Exercise:
Make an exact copy of the lines starting at the top of the listing below and ending at the line that contains "Harmonic frequencies (cm⁻¹)", inclusive.

*** Begin section ***
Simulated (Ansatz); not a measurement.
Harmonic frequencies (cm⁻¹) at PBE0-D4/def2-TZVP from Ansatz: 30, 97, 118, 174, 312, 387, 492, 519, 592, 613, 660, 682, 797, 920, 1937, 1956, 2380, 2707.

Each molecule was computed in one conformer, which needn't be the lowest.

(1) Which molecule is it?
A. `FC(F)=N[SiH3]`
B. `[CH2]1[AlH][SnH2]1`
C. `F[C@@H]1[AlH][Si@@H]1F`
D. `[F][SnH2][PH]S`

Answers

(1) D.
*** End section ***

Solution:
Simulated (Ansatz); not a measurement.
Harmonic frequencies (cm⁻¹) at PBE0-D4/def2-TZVP from Ansatz: 30, 97, 118, 174, 312, 387, 492, 519, 592, 613, 660, 682, 797, 920, 1937, 1956, 2380, 2707.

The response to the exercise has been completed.